******

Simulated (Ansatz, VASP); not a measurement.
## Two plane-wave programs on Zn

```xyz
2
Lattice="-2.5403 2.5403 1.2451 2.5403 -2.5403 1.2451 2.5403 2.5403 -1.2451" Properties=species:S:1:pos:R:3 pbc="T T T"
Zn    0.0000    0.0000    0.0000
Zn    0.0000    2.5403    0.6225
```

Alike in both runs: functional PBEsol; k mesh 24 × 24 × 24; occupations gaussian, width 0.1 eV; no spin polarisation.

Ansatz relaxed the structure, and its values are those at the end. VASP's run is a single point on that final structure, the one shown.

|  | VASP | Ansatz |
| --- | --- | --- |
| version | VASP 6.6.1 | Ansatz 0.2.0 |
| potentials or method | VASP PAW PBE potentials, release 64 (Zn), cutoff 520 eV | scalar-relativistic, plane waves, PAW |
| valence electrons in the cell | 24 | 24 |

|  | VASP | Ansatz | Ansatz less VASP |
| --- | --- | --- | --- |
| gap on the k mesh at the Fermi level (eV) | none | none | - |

******

▸ **Exercise**: Every record should be printed again exactly as it reads.

▸ **Task result**:
Simulated (Ansatz, VASP); not a measurement.
## Two plane-wave programs on Zn

```xyz
2
Lattice="-2.5403 2.5403 1.2451 2.5403 -2.5403 1.2451 2.5403 2.5403 -1.2451" Properties=species:S:1:pos:R:3 pbc="T T T"
Zn    0.0000    0.0000    0.0000
Zn    0.0000    2.5403    0.6225
```

Alike in both runs: functional PBEsol; k mesh 24 × 24 × 24; occupations gaussian, width 0.1 eV; no spin polarisation.

Ansatz relaxed the structure, and its values are those at the end. VASP's run is a single point on that final structure, the one shown.

|  | VASP | Ansatz |
| --- | --- | --- |
| version | VASP 6.6.1 | Ansatz 0.2.0 |
| potentials or method | VASP PAW PBE potentials, release 64 (Zn), cutoff 520 eV | scalar-relativistic, plane waves, PAW |
| valence electrons in the cell | 24 | 24 |

|  | VASP | Ansatz | Ansatz less VASP |
| --- | --- | --- | --- |
| gap on the k mesh at the Fermi level (eV) | none | none | - |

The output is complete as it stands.